____ DATA LISTING

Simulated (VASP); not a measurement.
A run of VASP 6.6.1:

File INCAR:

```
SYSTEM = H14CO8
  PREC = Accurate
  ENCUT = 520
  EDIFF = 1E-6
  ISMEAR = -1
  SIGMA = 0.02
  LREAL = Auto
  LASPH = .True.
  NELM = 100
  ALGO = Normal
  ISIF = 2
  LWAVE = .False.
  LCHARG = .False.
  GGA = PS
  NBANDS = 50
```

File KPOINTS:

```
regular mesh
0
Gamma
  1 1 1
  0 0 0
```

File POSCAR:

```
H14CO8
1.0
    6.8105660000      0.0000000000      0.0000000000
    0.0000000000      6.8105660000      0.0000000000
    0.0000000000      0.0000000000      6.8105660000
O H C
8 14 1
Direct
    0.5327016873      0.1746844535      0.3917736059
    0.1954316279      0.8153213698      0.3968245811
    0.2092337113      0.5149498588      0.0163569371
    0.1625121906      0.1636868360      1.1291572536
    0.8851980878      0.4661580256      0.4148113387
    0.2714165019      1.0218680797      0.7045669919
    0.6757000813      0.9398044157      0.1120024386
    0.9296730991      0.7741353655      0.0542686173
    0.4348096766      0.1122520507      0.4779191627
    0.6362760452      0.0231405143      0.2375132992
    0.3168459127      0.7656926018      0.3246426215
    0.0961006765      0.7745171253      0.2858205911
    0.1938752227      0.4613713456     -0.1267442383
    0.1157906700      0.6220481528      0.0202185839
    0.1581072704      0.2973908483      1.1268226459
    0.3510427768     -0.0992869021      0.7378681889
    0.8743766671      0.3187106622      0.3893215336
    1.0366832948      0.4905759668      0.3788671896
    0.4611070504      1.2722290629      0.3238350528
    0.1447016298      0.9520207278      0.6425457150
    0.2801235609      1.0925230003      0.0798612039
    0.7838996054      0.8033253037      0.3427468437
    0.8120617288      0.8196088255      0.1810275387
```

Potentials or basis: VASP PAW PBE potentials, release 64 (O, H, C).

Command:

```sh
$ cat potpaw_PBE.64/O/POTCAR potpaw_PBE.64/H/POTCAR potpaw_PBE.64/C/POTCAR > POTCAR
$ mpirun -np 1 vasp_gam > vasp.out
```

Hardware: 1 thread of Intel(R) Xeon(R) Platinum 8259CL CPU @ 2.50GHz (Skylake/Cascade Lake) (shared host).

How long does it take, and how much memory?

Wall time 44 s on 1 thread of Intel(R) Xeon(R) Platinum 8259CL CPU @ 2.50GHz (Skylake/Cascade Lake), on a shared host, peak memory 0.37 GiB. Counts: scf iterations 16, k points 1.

________

• TASK ITEM:
Repeat the entries verbatim through the line with "Hardware: 1 thread".

• WORKED SOLUTION:
Simulated (VASP); not a measurement.
A run of VASP 6.6.1:

File INCAR:

```
SYSTEM = H14CO8
  PREC = Accurate
  ENCUT = 520
  EDIFF = 1E-6
  ISMEAR = -1
  SIGMA = 0.02
  LREAL = Auto
  LASPH = .True.
  NELM = 100
  ALGO = Normal
  ISIF = 2
  LWAVE = .False.
  LCHARG = .False.
  GGA = PS
  NBANDS = 50
```

File KPOINTS:

```
regular mesh
0
Gamma
  1 1 1
  0 0 0
```

File POSCAR:

```
H14CO8
1.0
    6.8105660000      0.0000000000      0.0000000000
    0.0000000000      6.8105660000      0.0000000000
    0.0000000000      0.0000000000      6.8105660000
O H C
8 14 1
Direct
    0.5327016873      0.1746844535      0.3917736059
    0.1954316279      0.8153213698      0.3968245811
    0.2092337113      0.5149498588      0.0163569371
    0.1625121906      0.1636868360      1.1291572536
    0.8851980878      0.4661580256      0.4148113387
    0.2714165019      1.0218680797      0.7045669919
    0.6757000813      0.9398044157      0.1120024386
    0.9296730991      0.7741353655      0.0542686173
    0.4348096766      0.1122520507      0.4779191627
    0.6362760452      0.0231405143      0.2375132992
    0.3168459127      0.7656926018      0.3246426215
    0.0961006765      0.7745171253      0.2858205911
    0.1938752227      0.4613713456     -0.1267442383
    0.1157906700      0.6220481528      0.0202185839
    0.1581072704      0.2973908483      1.1268226459
    0.3510427768     -0.0992869021      0.7378681889
    0.8743766671      0.3187106622      0.3893215336
    1.0366832948      0.4905759668      0.3788671896
    0.4611070504      1.2722290629      0.3238350528
    0.1447016298      0.9520207278      0.6425457150
    0.2801235609      1.0925230003      0.0798612039
    0.7838996054      0.8033253037      0.3427468437
    0.8120617288      0.8196088255      0.1810275387
```

Potentials or basis: VASP PAW PBE potentials, release 64 (O, H, C).

Command:

```sh
$ cat potpaw_PBE.64/O/POTCAR potpaw_PBE.64/H/POTCAR potpaw_PBE.64/C/POTCAR > POTCAR
$ mpirun -np 1 vasp_gam > vasp.out
```

Hardware: 1 thread of Intel(R) Xeon(R) Platinum 8259CL CPU @ 2.50GHz (Skylake/Cascade Lake) (shared host).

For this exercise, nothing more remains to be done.